Information provided:
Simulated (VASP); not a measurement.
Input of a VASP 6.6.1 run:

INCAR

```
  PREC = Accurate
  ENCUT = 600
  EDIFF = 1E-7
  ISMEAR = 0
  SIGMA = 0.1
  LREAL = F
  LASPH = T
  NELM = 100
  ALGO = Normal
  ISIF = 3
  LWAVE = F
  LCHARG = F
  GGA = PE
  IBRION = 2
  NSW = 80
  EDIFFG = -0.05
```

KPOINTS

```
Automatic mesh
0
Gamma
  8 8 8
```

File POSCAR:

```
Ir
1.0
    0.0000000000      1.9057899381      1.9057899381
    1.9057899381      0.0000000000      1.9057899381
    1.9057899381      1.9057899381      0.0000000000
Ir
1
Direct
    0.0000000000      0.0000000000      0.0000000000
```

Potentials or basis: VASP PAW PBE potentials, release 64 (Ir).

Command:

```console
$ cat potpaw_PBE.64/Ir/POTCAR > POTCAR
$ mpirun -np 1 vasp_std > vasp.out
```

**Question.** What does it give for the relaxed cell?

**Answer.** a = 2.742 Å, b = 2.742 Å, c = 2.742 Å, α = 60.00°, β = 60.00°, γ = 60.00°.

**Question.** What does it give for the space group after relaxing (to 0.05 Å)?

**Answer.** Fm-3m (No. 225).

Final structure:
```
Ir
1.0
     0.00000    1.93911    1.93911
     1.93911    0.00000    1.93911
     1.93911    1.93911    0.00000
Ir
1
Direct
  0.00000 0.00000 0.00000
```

Assigned task: Repeat exactly the lines of the data from the first one through the line with "the relaxed cell?", both of them included.

Expected answer:
Simulated (VASP); not a measurement.
Input of a VASP 6.6.1 run:

INCAR

```
  PREC = Accurate
  ENCUT = 600
  EDIFF = 1E-7
  ISMEAR = 0
  SIGMA = 0.1
  LREAL = F
  LASPH = T
  NELM = 100
  ALGO = Normal
  ISIF = 3
  LWAVE = F
  LCHARG = F
  GGA = PE
  IBRION = 2
  NSW = 80
  EDIFFG = -0.05
```

KPOINTS

```
Automatic mesh
0
Gamma
  8 8 8
```

File POSCAR:

```
Ir
1.0
    0.0000000000      1.9057899381      1.9057899381
    1.9057899381      0.0000000000      1.9057899381
    1.9057899381      1.9057899381      0.0000000000
Ir
1
Direct
    0.0000000000      0.0000000000      0.0000000000
```

Potentials or basis: VASP PAW PBE potentials, release 64 (Ir).

Command:

```console
$ cat potpaw_PBE.64/Ir/POTCAR > POTCAR
$ mpirun -np 1 vasp_std > vasp.out
```

**Question.** What does it give for the relaxed cell?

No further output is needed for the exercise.